- ACTIVITY: The listing below contains a span that opens with the line containing "Solution. UCCSDT(Q) in" and closes with the line containing "The correlation energy". Return that span exactly.

___ DATA
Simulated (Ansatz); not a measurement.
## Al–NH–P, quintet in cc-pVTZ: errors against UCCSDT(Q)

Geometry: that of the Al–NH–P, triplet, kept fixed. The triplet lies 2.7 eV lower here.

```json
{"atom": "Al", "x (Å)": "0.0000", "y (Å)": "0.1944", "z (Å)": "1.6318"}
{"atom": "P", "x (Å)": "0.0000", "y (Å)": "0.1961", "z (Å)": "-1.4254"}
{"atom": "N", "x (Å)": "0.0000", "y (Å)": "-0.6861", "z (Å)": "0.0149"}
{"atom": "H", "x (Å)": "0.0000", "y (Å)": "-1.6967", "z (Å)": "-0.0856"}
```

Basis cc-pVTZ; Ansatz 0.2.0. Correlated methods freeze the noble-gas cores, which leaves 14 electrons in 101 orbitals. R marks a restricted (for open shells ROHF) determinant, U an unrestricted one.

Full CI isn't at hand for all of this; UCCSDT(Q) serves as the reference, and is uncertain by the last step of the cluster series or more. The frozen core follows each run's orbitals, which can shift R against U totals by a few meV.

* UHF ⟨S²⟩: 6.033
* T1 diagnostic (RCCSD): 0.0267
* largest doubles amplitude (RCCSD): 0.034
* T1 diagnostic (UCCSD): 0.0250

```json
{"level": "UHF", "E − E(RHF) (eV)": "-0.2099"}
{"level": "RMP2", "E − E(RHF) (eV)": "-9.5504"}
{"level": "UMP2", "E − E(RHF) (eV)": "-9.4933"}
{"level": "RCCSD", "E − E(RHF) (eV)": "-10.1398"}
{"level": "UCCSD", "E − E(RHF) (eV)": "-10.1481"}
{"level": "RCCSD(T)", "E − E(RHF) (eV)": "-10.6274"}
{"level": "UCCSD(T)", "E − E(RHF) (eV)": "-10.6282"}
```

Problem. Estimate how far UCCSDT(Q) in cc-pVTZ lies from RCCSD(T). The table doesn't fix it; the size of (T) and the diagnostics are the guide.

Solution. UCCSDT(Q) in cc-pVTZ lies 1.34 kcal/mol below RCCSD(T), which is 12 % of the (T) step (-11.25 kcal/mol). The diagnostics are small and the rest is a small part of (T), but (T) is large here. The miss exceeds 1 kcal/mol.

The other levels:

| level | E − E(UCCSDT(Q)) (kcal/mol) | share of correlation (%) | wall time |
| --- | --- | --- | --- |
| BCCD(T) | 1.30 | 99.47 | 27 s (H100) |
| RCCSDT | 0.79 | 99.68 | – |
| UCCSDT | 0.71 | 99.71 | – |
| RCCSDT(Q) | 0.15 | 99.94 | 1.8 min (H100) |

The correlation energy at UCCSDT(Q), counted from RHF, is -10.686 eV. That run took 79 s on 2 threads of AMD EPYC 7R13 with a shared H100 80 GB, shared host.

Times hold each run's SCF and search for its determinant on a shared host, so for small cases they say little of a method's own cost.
______

- PROBLEM SOLUTION:
Solution. UCCSDT(Q) in cc-pVTZ lies 1.34 kcal/mol below RCCSD(T), which is 12 % of the (T) step (-11.25 kcal/mol). The diagnostics are small and the rest is a small part of (T), but (T) is large here. The miss exceeds 1 kcal/mol.

The other levels:

| level | E − E(UCCSDT(Q)) (kcal/mol) | share of correlation (%) | wall time |
| --- | --- | --- | --- |
| BCCD(T) | 1.30 | 99.47 | 27 s (H100) |
| RCCSDT | 0.79 | 99.68 | – |
| UCCSDT | 0.71 | 99.71 | – |
| RCCSDT(Q) | 0.15 | 99.94 | 1.8 min (H100) |

The correlation energy at UCCSDT(Q), counted from RHF, is -10.686 eV. That run took 79 s on 2 threads of AMD EPYC 7R13 with a shared H100 80 GB, shared host.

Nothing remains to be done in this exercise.